Available data below:

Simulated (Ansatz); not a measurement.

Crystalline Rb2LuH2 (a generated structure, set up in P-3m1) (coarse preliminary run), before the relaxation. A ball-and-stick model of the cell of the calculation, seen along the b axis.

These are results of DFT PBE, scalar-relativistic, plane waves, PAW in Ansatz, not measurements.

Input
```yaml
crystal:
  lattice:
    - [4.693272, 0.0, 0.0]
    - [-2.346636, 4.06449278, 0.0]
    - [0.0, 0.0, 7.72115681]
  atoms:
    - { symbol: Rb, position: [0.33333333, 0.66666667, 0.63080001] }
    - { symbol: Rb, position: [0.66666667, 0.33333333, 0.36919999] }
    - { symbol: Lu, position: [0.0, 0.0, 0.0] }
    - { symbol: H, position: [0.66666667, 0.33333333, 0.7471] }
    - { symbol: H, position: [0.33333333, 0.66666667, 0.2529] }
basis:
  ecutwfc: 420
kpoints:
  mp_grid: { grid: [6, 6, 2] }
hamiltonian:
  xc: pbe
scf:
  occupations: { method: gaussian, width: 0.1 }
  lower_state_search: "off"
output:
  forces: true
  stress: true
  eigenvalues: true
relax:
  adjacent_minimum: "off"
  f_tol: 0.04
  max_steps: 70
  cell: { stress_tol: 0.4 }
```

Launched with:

End of Available data.

Work order =>
What is needed is the full listing, reproduced exactly.

Your solution =>
Simulated (Ansatz); not a measurement.

Crystalline Rb2LuH2 (a generated structure, set up in P-3m1) (coarse preliminary run), before the relaxation. A ball-and-stick model of the cell of the calculation, seen along the b axis.

These are results of DFT PBE, scalar-relativistic, plane waves, PAW in Ansatz, not measurements.

Input
```yaml
crystal:
  lattice:
    - [4.693272, 0.0, 0.0]
    - [-2.346636, 4.06449278, 0.0]
    - [0.0, 0.0, 7.72115681]
  atoms:
    - { symbol: Rb, position: [0.33333333, 0.66666667, 0.63080001] }
    - { symbol: Rb, position: [0.66666667, 0.33333333, 0.36919999] }
    - { symbol: Lu, position: [0.0, 0.0, 0.0] }
    - { symbol: H, position: [0.66666667, 0.33333333, 0.7471] }
    - { symbol: H, position: [0.33333333, 0.66666667, 0.2529] }
basis:
  ecutwfc: 420
kpoints:
  mp_grid: { grid: [6, 6, 2] }
hamiltonian:
  xc: pbe
scf:
  occupations: { method: gaussian, width: 0.1 }
  lower_state_search: "off"
output:
  forces: true
  stress: true
  eigenvalues: true
relax:
  adjacent_minimum: "off"
  f_tol: 0.04
  max_steps: 70
  cell: { stress_tol: 0.4 }
```

Launched with:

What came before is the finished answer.